## LISTED RECORDS
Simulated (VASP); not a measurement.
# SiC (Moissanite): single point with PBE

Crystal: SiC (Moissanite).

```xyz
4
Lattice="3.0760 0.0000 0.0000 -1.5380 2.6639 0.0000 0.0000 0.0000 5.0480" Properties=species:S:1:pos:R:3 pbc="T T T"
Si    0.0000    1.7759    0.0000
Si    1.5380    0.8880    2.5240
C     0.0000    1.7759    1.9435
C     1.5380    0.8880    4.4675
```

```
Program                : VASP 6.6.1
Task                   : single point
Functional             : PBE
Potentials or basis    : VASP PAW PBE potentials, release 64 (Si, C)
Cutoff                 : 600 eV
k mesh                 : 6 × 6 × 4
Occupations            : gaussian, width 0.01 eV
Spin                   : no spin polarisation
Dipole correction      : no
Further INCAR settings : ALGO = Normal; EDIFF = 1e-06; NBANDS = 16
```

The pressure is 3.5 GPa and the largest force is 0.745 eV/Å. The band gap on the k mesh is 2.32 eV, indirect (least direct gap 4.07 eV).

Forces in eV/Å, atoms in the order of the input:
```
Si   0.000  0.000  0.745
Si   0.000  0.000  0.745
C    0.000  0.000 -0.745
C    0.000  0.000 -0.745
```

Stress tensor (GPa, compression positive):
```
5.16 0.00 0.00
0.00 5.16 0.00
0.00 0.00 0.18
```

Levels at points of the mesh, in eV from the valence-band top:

## REQUIREMENT
Each record shown above is to be given again exactly.

## RESPONSE AREA
Simulated (VASP); not a measurement.
# SiC (Moissanite): single point with PBE

Crystal: SiC (Moissanite).

```xyz
4
Lattice="3.0760 0.0000 0.0000 -1.5380 2.6639 0.0000 0.0000 0.0000 5.0480" Properties=species:S:1:pos:R:3 pbc="T T T"
Si    0.0000    1.7759    0.0000
Si    1.5380    0.8880    2.5240
C     0.0000    1.7759    1.9435
C     1.5380    0.8880    4.4675
```

```
Program                : VASP 6.6.1
Task                   : single point
Functional             : PBE
Potentials or basis    : VASP PAW PBE potentials, release 64 (Si, C)
Cutoff                 : 600 eV
k mesh                 : 6 × 6 × 4
Occupations            : gaussian, width 0.01 eV
Spin                   : no spin polarisation
Dipole correction      : no
Further INCAR settings : ALGO = Normal; EDIFF = 1e-06; NBANDS = 16
```

The pressure is 3.5 GPa and the largest force is 0.745 eV/Å. The band gap on the k mesh is 2.32 eV, indirect (least direct gap 4.07 eV).

Forces in eV/Å, atoms in the order of the input:
```
Si   0.000  0.000  0.745
Si   0.000  0.000  0.745
C    0.000  0.000 -0.745
C    0.000  0.000 -0.745
```

Stress tensor (GPa, compression positive):
```
5.16 0.00 0.00
0.00 5.16 0.00
0.00 0.00 0.18
```

Levels at points of the mesh, in eV from the valence-band top:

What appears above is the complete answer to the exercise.